START Entries supplied

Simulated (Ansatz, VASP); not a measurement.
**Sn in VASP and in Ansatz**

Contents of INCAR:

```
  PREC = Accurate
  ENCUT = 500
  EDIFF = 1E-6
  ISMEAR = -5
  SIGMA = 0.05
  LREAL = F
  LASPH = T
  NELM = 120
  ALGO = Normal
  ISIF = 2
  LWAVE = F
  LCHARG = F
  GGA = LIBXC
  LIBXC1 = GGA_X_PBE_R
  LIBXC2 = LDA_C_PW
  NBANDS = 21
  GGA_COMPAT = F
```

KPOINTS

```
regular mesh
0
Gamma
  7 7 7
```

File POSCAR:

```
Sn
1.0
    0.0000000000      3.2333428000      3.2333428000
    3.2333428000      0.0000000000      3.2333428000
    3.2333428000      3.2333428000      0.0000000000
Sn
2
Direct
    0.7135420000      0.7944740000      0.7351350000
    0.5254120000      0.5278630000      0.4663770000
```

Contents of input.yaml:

END Entries supplied

### Action item
For this exercise, retype each entry from above exactly as it stands.

### Task solution
Simulated (Ansatz, VASP); not a measurement.
**Sn in VASP and in Ansatz**

Contents of INCAR:

```
  PREC = Accurate
  ENCUT = 500
  EDIFF = 1E-6
  ISMEAR = -5
  SIGMA = 0.05
  LREAL = F
  LASPH = T
  NELM = 120
  ALGO = Normal
  ISIF = 2
  LWAVE = F
  LCHARG = F
  GGA = LIBXC
  LIBXC1 = GGA_X_PBE_R
  LIBXC2 = LDA_C_PW
  NBANDS = 21
  GGA_COMPAT = F
```

KPOINTS

```
regular mesh
0
Gamma
  7 7 7
```

File POSCAR:

```
Sn
1.0
    0.0000000000      3.2333428000      3.2333428000
    3.2333428000      0.0000000000      3.2333428000
    3.2333428000      3.2333428000      0.0000000000
Sn
2
Direct
    0.7135420000      0.7944740000      0.7351350000
    0.5254120000      0.5278630000      0.4663770000
```

Contents of input.yaml:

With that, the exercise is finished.